◆ ACTIVITY
Extract the lines from the first line of the records below through the line containing "At the start: pressure", inclusive, and reproduce them exactly as written.

Content starts

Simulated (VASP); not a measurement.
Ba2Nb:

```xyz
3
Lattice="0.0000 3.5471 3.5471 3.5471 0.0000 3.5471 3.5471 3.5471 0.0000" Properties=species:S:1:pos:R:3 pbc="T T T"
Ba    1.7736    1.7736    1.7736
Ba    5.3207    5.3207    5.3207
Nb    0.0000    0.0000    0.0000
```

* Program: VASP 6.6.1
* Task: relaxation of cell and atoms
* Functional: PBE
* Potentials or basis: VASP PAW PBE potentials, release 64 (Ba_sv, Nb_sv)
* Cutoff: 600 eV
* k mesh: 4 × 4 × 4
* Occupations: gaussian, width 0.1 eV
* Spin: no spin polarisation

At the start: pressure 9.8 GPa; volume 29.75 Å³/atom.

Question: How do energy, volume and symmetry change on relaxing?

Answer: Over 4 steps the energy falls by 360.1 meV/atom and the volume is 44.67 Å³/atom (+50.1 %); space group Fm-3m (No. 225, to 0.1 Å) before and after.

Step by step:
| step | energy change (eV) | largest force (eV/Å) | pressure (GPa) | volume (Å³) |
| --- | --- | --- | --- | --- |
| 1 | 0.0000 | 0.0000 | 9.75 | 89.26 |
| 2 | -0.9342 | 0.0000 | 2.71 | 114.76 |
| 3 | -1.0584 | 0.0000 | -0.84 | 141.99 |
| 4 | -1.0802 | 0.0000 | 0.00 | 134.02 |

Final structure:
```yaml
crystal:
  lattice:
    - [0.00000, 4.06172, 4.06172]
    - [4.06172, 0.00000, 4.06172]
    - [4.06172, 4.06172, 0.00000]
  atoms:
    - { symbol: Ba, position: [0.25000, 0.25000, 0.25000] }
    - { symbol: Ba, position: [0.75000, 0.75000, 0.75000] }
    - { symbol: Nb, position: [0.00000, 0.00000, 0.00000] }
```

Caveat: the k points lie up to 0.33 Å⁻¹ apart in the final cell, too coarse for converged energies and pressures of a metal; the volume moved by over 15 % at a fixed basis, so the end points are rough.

Content ends

◆ PROBLEM SOLUTION
Simulated (VASP); not a measurement.
Ba2Nb:

```xyz
3
Lattice="0.0000 3.5471 3.5471 3.5471 0.0000 3.5471 3.5471 3.5471 0.0000" Properties=species:S:1:pos:R:3 pbc="T T T"
Ba    1.7736    1.7736    1.7736
Ba    5.3207    5.3207    5.3207
Nb    0.0000    0.0000    0.0000
```

* Program: VASP 6.6.1
* Task: relaxation of cell and atoms
* Functional: PBE
* Potentials or basis: VASP PAW PBE potentials, release 64 (Ba_sv, Nb_sv)
* Cutoff: 600 eV
* k mesh: 4 × 4 × 4
* Occupations: gaussian, width 0.1 eV
* Spin: no spin polarisation

At the start: pressure 9.8 GPa; volume 29.75 Å³/atom.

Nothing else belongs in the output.